ASSIGNED TASK:
Your job with the data below is to output exactly the lines from the one holding "Change from the" down to the one holding "Ansatz 0.2.0 |", both included, and no others.

------------------------------------------------------------
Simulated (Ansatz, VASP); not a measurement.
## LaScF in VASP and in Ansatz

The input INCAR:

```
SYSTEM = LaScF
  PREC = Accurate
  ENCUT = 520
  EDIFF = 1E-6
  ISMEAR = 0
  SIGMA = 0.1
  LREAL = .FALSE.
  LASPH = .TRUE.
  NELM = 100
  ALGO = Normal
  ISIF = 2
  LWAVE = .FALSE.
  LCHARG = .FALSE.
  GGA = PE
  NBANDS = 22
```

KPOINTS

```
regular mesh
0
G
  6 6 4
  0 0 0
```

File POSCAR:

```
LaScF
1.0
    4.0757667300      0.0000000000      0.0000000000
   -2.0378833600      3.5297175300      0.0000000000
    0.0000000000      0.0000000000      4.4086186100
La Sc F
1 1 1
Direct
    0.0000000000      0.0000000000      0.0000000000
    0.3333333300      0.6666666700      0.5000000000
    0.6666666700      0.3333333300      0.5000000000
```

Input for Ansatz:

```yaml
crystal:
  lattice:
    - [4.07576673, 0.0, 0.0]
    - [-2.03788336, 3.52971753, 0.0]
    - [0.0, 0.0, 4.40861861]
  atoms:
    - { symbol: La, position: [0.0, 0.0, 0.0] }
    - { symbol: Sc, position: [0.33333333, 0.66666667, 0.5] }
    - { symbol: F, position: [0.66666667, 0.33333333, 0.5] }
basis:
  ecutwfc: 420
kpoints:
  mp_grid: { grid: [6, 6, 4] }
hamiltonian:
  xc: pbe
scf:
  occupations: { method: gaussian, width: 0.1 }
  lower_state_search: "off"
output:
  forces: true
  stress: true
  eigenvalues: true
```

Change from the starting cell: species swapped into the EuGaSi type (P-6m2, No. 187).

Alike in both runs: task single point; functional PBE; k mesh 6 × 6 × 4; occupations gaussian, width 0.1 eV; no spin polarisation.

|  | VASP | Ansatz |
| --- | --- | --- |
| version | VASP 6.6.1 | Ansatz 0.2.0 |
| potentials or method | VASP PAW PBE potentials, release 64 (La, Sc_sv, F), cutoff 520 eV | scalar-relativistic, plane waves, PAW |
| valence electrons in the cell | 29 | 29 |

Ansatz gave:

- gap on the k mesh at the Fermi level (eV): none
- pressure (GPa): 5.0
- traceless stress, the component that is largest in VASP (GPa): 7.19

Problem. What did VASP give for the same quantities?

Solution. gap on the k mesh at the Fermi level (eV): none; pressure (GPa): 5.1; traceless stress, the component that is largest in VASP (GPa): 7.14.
------------------------------------------------------------

RESPONSE AREA:
Change from the starting cell: species swapped into the EuGaSi type (P-6m2, No. 187).

Alike in both runs: task single point; functional PBE; k mesh 6 × 6 × 4; occupations gaussian, width 0.1 eV; no spin polarisation.

|  | VASP | Ansatz |
| --- | --- | --- |
| version | VASP 6.6.1 | Ansatz 0.2.0 |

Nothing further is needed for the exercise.